**STORED DATA**
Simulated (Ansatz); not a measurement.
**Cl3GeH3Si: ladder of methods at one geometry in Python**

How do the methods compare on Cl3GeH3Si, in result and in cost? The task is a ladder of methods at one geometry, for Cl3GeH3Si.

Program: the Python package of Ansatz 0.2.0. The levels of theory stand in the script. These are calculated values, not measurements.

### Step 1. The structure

**REQUIRED ACTION**
Could you repeat exactly the lines above from the line with "geometry in Python**" up to and including the line with "Program: the Python", and only those?

**ANSWER SECTION**
**Cl3GeH3Si: ladder of methods at one geometry in Python**

How do the methods compare on Cl3GeH3Si, in result and in cost? The task is a ladder of methods at one geometry, for Cl3GeH3Si.

Program: the Python package of Ansatz 0.2.0. The levels of theory stand in the script. These are calculated values, not measurements.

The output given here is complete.